## RECORD EXTRACTS
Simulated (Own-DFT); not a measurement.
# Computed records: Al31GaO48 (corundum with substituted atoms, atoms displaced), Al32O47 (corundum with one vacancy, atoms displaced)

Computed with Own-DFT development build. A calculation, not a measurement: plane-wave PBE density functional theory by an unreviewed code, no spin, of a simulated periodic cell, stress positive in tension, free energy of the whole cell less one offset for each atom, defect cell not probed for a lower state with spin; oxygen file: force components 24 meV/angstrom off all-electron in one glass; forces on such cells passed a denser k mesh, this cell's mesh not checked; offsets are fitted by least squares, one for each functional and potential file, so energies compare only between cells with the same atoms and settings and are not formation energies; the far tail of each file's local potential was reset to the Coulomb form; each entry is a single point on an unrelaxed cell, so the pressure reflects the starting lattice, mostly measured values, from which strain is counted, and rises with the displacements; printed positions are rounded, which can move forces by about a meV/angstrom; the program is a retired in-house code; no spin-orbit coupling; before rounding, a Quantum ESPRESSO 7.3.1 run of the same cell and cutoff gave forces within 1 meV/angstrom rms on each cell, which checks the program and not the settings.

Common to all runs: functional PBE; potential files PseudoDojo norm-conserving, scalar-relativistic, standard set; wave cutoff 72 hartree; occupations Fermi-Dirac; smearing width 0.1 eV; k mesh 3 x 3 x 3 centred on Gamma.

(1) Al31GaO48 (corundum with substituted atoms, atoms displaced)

## ACTION ITEM
Give an exact copy of the lines above from the line with "# Computed records: Al31GaO48" up to and including the line with "Common to all", and leave everything else out.

## ANSWER AREA
# Computed records: Al31GaO48 (corundum with substituted atoms, atoms displaced), Al32O47 (corundum with one vacancy, atoms displaced)

Computed with Own-DFT development build. A calculation, not a measurement: plane-wave PBE density functional theory by an unreviewed code, no spin, of a simulated periodic cell, stress positive in tension, free energy of the whole cell less one offset for each atom, defect cell not probed for a lower state with spin; oxygen file: force components 24 meV/angstrom off all-electron in one glass; forces on such cells passed a denser k mesh, this cell's mesh not checked; offsets are fitted by least squares, one for each functional and potential file, so energies compare only between cells with the same atoms and settings and are not formation energies; the far tail of each file's local potential was reset to the Coulomb form; each entry is a single point on an unrelaxed cell, so the pressure reflects the starting lattice, mostly measured values, from which strain is counted, and rises with the displacements; printed positions are rounded, which can move forces by about a meV/angstrom; the program is a retired in-house code; no spin-orbit coupling; before rounding, a Quantum ESPRESSO 7.3.1 run of the same cell and cutoff gave forces within 1 meV/angstrom rms on each cell, which checks the program and not the settings.

Common to all runs: functional PBE; potential files PseudoDojo norm-conserving, scalar-relativistic, standard set; wave cutoff 72 hartree; occupations Fermi-Dirac; smearing width 0.1 eV; k mesh 3 x 3 x 3 centred on Gamma.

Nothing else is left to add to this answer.